___ EXTRACTED INFORMATION
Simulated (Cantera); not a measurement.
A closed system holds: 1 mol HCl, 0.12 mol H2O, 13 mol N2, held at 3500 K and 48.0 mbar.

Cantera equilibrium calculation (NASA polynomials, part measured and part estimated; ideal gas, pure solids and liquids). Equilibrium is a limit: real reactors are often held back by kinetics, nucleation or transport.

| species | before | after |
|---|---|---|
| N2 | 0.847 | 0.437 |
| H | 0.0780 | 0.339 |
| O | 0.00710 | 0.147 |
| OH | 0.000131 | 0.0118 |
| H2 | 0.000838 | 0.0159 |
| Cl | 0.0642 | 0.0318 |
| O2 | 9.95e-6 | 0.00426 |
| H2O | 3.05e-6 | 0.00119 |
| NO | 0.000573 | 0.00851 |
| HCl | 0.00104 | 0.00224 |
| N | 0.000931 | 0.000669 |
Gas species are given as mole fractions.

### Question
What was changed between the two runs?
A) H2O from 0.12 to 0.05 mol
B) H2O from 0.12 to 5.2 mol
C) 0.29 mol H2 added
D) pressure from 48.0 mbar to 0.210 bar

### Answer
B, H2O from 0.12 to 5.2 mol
______

* **REQUIRED ACTION**: Transcribe the material exactly, stopping after the "0.847 | 0.437 |" line.

* **RESULT**:
Simulated (Cantera); not a measurement.
A closed system holds: 1 mol HCl, 0.12 mol H2O, 13 mol N2, held at 3500 K and 48.0 mbar.

Cantera equilibrium calculation (NASA polynomials, part measured and part estimated; ideal gas, pure solids and liquids). Equilibrium is a limit: real reactors are often held back by kinetics, nucleation or transport.

| species | before | after |
|---|---|---|
| N2 | 0.847 | 0.437 |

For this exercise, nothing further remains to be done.